■ Assignment
From the first line of the data through the line containing "It took 25 min", return each line exactly.

■ Data under study
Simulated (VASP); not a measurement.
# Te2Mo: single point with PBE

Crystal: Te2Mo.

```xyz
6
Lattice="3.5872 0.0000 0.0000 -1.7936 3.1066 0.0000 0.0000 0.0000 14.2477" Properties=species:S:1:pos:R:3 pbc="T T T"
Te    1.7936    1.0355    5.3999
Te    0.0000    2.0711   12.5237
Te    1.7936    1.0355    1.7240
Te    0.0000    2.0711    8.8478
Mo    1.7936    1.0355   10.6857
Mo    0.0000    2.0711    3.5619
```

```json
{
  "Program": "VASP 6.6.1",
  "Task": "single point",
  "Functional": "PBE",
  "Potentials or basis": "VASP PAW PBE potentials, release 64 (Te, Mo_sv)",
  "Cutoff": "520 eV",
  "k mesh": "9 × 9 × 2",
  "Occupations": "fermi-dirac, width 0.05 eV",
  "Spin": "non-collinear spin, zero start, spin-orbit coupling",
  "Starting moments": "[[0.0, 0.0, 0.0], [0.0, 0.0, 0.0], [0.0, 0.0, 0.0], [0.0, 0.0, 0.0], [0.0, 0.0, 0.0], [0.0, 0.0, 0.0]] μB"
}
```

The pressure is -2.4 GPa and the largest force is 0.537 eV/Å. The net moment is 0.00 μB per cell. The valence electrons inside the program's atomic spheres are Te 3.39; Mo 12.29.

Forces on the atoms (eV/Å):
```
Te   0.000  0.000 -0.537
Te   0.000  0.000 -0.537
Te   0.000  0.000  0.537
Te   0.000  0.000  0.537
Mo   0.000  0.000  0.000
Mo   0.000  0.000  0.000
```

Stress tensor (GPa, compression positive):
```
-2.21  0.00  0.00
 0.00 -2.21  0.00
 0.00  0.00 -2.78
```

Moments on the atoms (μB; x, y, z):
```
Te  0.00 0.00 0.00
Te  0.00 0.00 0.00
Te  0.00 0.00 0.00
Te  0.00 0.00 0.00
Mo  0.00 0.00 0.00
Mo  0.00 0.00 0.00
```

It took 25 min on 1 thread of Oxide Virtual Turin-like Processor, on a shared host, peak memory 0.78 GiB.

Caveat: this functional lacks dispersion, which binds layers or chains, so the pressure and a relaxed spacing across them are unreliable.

■ Expected answer
Simulated (VASP); not a measurement.
# Te2Mo: single point with PBE

Crystal: Te2Mo.

```xyz
6
Lattice="3.5872 0.0000 0.0000 -1.7936 3.1066 0.0000 0.0000 0.0000 14.2477" Properties=species:S:1:pos:R:3 pbc="T T T"
Te    1.7936    1.0355    5.3999
Te    0.0000    2.0711   12.5237
Te    1.7936    1.0355    1.7240
Te    0.0000    2.0711    8.8478
Mo    1.7936    1.0355   10.6857
Mo    0.0000    2.0711    3.5619
```

```json
{
  "Program": "VASP 6.6.1",
  "Task": "single point",
  "Functional": "PBE",
  "Potentials or basis": "VASP PAW PBE potentials, release 64 (Te, Mo_sv)",
  "Cutoff": "520 eV",
  "k mesh": "9 × 9 × 2",
  "Occupations": "fermi-dirac, width 0.05 eV",
  "Spin": "non-collinear spin, zero start, spin-orbit coupling",
  "Starting moments": "[[0.0, 0.0, 0.0], [0.0, 0.0, 0.0], [0.0, 0.0, 0.0], [0.0, 0.0, 0.0], [0.0, 0.0, 0.0], [0.0, 0.0, 0.0]] μB"
}
```

The pressure is -2.4 GPa and the largest force is 0.537 eV/Å. The net moment is 0.00 μB per cell. The valence electrons inside the program's atomic spheres are Te 3.39; Mo 12.29.

Forces on the atoms (eV/Å):
```
Te   0.000  0.000 -0.537
Te   0.000  0.000 -0.537
Te   0.000  0.000  0.537
Te   0.000  0.000  0.537
Mo   0.000  0.000  0.000
Mo   0.000  0.000  0.000
```

Stress tensor (GPa, compression positive):
```
-2.21  0.00  0.00
 0.00 -2.21  0.00
 0.00  0.00 -2.78
```

Moments on the atoms (μB; x, y, z):
```
Te  0.00 0.00 0.00
Te  0.00 0.00 0.00
Te  0.00 0.00 0.00
Te  0.00 0.00 0.00
Mo  0.00 0.00 0.00
Mo  0.00 0.00 0.00
```

It took 25 min on 1 thread of Oxide Virtual Turin-like Processor, on a shared host, peak memory 0.78 GiB.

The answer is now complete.